BRIEF:
When you reach the line containing "λ = 1239.84" in the entries below, begin reproducing lines exactly, and stop once the line containing "EOT = t × 3.9/κ" is done.

ENTRIES SHOWN:
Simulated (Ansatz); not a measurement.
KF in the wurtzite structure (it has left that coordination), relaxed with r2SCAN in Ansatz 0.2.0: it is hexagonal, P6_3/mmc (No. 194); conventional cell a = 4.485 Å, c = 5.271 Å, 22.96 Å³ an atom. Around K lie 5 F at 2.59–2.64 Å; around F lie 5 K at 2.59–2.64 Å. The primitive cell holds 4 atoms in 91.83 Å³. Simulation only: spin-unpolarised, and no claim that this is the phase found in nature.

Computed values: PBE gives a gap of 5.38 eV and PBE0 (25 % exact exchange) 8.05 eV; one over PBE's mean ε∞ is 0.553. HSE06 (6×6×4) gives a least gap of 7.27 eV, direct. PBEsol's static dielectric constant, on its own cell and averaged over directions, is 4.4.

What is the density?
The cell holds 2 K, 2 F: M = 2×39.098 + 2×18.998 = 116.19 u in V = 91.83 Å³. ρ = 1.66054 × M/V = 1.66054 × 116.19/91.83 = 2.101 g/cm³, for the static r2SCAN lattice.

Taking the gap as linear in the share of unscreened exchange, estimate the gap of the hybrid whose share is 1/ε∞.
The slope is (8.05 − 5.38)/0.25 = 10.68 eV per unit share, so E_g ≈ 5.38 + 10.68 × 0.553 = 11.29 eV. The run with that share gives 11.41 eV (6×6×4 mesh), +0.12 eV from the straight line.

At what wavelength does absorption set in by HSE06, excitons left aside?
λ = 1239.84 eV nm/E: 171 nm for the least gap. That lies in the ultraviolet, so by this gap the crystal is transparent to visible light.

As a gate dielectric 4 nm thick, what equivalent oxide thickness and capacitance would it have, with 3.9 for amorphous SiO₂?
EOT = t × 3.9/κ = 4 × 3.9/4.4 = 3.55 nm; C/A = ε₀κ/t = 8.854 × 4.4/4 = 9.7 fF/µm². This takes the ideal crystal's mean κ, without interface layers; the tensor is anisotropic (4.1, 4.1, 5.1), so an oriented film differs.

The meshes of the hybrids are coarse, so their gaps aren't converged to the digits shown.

ANSWER AREA:
λ = 1239.84 eV nm/E: 171 nm for the least gap. That lies in the ultraviolet, so by this gap the crystal is transparent to visible light.

As a gate dielectric 4 nm thick, what equivalent oxide thickness and capacitance would it have, with 3.9 for amorphous SiO₂?
EOT = t × 3.9/κ = 4 × 3.9/4.4 = 3.55 nm; C/A = ε₀κ/t = 8.854 × 4.4/4 = 9.7 fF/µm². This takes the ideal crystal's mean κ, without interface layers; the tensor is anisotropic (4.1, 4.1, 5.1), so an oriented film differs.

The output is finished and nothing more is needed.